- _Recorded data_:
* * * * * * *

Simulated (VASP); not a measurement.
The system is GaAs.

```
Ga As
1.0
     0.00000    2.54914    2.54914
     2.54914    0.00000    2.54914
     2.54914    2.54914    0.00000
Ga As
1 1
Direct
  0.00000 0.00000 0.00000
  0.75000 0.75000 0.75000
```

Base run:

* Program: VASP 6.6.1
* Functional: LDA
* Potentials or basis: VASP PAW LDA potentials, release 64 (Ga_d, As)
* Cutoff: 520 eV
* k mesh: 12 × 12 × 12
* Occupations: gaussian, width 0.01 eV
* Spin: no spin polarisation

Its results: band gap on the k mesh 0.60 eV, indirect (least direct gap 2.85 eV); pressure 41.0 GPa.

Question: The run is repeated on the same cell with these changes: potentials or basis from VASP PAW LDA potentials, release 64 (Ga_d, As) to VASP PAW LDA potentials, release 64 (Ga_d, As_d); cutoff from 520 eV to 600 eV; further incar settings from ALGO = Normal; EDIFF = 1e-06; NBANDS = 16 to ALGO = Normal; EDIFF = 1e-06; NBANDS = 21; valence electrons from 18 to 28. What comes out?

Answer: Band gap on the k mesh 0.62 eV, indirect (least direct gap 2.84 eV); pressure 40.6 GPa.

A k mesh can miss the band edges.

* * * * * * *

- _Required action_: Transcribe each line of the data exactly, skipping none.

- _Written solution_:
Simulated (VASP); not a measurement.
The system is GaAs.

```
Ga As
1.0
     0.00000    2.54914    2.54914
     2.54914    0.00000    2.54914
     2.54914    2.54914    0.00000
Ga As
1 1
Direct
  0.00000 0.00000 0.00000
  0.75000 0.75000 0.75000
```

Base run:

* Program: VASP 6.6.1
* Functional: LDA
* Potentials or basis: VASP PAW LDA potentials, release 64 (Ga_d, As)
* Cutoff: 520 eV
* k mesh: 12 × 12 × 12
* Occupations: gaussian, width 0.01 eV
* Spin: no spin polarisation

Its results: band gap on the k mesh 0.60 eV, indirect (least direct gap 2.85 eV); pressure 41.0 GPa.

Question: The run is repeated on the same cell with these changes: potentials or basis from VASP PAW LDA potentials, release 64 (Ga_d, As) to VASP PAW LDA potentials, release 64 (Ga_d, As_d); cutoff from 520 eV to 600 eV; further incar settings from ALGO = Normal; EDIFF = 1e-06; NBANDS = 16 to ALGO = Normal; EDIFF = 1e-06; NBANDS = 21; valence electrons from 18 to 28. What comes out?

Answer: Band gap on the k mesh 0.62 eV, indirect (least direct gap 2.84 eV); pressure 40.6 GPa.

A k mesh can miss the band edges.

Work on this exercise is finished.